» Action item
Reproduce the entries so that every line matches the original exactly.

Source information Start Marker

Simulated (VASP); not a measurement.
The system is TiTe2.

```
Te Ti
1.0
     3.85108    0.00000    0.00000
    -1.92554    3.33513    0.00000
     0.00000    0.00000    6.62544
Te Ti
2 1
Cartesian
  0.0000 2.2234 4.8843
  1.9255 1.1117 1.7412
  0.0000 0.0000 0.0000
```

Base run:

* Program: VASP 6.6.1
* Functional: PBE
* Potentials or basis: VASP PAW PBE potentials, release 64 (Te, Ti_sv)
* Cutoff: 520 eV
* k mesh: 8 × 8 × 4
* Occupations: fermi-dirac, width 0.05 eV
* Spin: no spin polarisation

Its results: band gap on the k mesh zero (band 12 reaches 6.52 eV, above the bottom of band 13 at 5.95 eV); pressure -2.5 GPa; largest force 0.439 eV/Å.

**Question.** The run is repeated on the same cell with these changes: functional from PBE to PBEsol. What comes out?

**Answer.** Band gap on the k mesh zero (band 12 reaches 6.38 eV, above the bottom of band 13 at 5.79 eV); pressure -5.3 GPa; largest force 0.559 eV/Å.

Source information End Marker

» Your response
Simulated (VASP); not a measurement.
The system is TiTe2.

```
Te Ti
1.0
     3.85108    0.00000    0.00000
    -1.92554    3.33513    0.00000
     0.00000    0.00000    6.62544
Te Ti
2 1
Cartesian
  0.0000 2.2234 4.8843
  1.9255 1.1117 1.7412
  0.0000 0.0000 0.0000
```

Base run:

* Program: VASP 6.6.1
* Functional: PBE
* Potentials or basis: VASP PAW PBE potentials, release 64 (Te, Ti_sv)
* Cutoff: 520 eV
* k mesh: 8 × 8 × 4
* Occupations: fermi-dirac, width 0.05 eV
* Spin: no spin polarisation

Its results: band gap on the k mesh zero (band 12 reaches 6.52 eV, above the bottom of band 13 at 5.95 eV); pressure -2.5 GPa; largest force 0.439 eV/Å.

**Question.** The run is repeated on the same cell with these changes: functional from PBE to PBEsol. What comes out?

**Answer.** Band gap on the k mesh zero (band 12 reaches 6.38 eV, above the bottom of band 13 at 5.79 eV); pressure -5.3 GPa; largest force 0.559 eV/Å.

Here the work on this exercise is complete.